## Work item
Transcribe each entry so that nothing differs from the original.

## Given data
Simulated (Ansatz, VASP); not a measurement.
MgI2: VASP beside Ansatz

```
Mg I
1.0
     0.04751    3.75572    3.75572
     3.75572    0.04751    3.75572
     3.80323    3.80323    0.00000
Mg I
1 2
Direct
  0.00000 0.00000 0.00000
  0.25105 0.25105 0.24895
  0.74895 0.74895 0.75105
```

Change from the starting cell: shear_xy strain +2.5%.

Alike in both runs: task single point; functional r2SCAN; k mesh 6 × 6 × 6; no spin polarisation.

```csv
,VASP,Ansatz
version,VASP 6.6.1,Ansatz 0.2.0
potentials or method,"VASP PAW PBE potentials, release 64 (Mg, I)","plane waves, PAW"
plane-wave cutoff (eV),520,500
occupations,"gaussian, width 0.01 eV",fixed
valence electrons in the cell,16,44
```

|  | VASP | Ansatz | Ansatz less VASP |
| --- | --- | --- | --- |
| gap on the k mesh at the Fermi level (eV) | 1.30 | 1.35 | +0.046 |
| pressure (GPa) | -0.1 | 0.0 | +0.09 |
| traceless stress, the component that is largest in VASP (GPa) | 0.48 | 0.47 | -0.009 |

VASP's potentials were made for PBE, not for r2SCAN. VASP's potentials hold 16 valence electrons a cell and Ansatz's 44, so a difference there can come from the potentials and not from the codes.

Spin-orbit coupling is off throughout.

## Exercise result
Simulated (Ansatz, VASP); not a measurement.
MgI2: VASP beside Ansatz

```
Mg I
1.0
     0.04751    3.75572    3.75572
     3.75572    0.04751    3.75572
     3.80323    3.80323    0.00000
Mg I
1 2
Direct
  0.00000 0.00000 0.00000
  0.25105 0.25105 0.24895
  0.74895 0.74895 0.75105
```

Change from the starting cell: shear_xy strain +2.5%.

Alike in both runs: task single point; functional r2SCAN; k mesh 6 × 6 × 6; no spin polarisation.

```csv
,VASP,Ansatz
version,VASP 6.6.1,Ansatz 0.2.0
potentials or method,"VASP PAW PBE potentials, release 64 (Mg, I)","plane waves, PAW"
plane-wave cutoff (eV),520,500
occupations,"gaussian, width 0.01 eV",fixed
valence electrons in the cell,16,44
```

|  | VASP | Ansatz | Ansatz less VASP |
| --- | --- | --- | --- |
| gap on the k mesh at the Fermi level (eV) | 1.30 | 1.35 | +0.046 |
| pressure (GPa) | -0.1 | 0.0 | +0.09 |
| traceless stress, the component that is largest in VASP (GPa) | 0.48 | 0.47 | -0.009 |

VASP's potentials were made for PBE, not for r2SCAN. VASP's potentials hold 16 valence electrons a cell and Ansatz's 44, so a difference there can come from the potentials and not from the codes.

Spin-orbit coupling is off throughout.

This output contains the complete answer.